**GIVEN INFORMATION**
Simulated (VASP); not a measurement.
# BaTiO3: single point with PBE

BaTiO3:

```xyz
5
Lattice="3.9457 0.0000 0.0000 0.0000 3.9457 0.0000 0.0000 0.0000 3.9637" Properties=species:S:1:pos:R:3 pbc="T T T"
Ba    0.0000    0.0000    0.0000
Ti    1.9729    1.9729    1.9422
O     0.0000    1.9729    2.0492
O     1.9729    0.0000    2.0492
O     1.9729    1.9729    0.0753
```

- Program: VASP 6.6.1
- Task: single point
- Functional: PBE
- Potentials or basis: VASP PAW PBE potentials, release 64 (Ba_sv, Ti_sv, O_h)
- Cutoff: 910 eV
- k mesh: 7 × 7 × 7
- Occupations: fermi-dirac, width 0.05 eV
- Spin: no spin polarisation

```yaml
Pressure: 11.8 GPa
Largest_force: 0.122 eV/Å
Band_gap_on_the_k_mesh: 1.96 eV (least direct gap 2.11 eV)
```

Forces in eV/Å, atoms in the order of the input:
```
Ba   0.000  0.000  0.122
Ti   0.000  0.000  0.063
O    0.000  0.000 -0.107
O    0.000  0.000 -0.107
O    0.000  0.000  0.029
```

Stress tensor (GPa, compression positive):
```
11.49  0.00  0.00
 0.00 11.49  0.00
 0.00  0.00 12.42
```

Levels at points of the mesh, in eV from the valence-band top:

**REQUIRED ACTION**
Quote every entry exactly.

**EXERCISE RESPONSE**
Simulated (VASP); not a measurement.
# BaTiO3: single point with PBE

BaTiO3:

```xyz
5
Lattice="3.9457 0.0000 0.0000 0.0000 3.9457 0.0000 0.0000 0.0000 3.9637" Properties=species:S:1:pos:R:3 pbc="T T T"
Ba    0.0000    0.0000    0.0000
Ti    1.9729    1.9729    1.9422
O     0.0000    1.9729    2.0492
O     1.9729    0.0000    2.0492
O     1.9729    1.9729    0.0753
```

- Program: VASP 6.6.1
- Task: single point
- Functional: PBE
- Potentials or basis: VASP PAW PBE potentials, release 64 (Ba_sv, Ti_sv, O_h)
- Cutoff: 910 eV
- k mesh: 7 × 7 × 7
- Occupations: fermi-dirac, width 0.05 eV
- Spin: no spin polarisation

```yaml
Pressure: 11.8 GPa
Largest_force: 0.122 eV/Å
Band_gap_on_the_k_mesh: 1.96 eV (least direct gap 2.11 eV)
```

Forces in eV/Å, atoms in the order of the input:
```
Ba   0.000  0.000  0.122
Ti   0.000  0.000  0.063
O    0.000  0.000 -0.107
O    0.000  0.000 -0.107
O    0.000  0.000  0.029
```

Stress tensor (GPa, compression positive):
```
11.49  0.00  0.00
 0.00 11.49  0.00
 0.00  0.00 12.42
```

Levels at points of the mesh, in eV from the valence-band top:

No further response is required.